◆ PROVIDED DATA
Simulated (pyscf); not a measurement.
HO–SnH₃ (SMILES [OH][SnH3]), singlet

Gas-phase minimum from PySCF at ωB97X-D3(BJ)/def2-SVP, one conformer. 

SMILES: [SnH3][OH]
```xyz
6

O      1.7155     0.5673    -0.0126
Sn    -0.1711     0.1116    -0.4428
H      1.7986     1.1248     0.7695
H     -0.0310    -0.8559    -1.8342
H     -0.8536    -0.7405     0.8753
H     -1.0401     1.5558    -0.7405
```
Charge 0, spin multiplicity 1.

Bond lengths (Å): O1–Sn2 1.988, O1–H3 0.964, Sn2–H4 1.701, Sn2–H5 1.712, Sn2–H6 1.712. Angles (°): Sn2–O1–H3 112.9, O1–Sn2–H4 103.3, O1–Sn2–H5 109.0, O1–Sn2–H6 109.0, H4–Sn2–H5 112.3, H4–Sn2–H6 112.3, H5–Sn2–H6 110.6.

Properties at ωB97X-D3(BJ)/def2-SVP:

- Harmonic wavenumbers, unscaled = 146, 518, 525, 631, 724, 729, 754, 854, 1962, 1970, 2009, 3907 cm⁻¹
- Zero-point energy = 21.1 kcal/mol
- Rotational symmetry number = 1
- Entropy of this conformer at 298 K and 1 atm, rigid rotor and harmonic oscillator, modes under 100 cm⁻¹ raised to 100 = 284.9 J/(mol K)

◆ WORK REQUEST
Would you output, from the records above, exactly the run of lines that starts at the line containing "- Harmonic wavenumbers, unscaled" and ends at the line containing "- Rotational symmetry number = 1", and only that run?

◆ RESPONSE BOX
- Harmonic wavenumbers, unscaled = 146, 518, 525, 631, 724, 729, 754, 854, 1962, 1970, 2009, 3907 cm⁻¹
- Zero-point energy = 21.1 kcal/mol
- Rotational symmetry number = 1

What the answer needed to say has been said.